▶ [RECORDS PROVIDED]
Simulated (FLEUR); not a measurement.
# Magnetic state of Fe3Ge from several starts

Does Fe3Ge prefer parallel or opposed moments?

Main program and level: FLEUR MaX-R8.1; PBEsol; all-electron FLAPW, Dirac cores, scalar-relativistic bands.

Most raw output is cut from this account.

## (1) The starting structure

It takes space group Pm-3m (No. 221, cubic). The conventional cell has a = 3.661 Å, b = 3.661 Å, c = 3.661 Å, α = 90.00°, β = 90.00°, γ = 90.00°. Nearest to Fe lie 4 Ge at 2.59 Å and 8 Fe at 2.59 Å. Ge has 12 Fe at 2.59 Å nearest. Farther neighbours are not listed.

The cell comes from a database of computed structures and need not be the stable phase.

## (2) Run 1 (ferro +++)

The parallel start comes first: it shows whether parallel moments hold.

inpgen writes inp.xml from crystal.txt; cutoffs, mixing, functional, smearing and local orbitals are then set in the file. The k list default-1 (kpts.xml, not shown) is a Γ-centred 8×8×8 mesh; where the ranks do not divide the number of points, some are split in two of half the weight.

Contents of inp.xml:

▶ [WORK ITEM] Please copy, exactly as written, every line in the listing above from the line with "The cell comes" up to and including the line with "The parallel start".

▶ [RESULT]
The cell comes from a database of computed structures and need not be the stable phase.

## (2) Run 1 (ferro +++)

The parallel start comes first: it shows whether parallel moments hold.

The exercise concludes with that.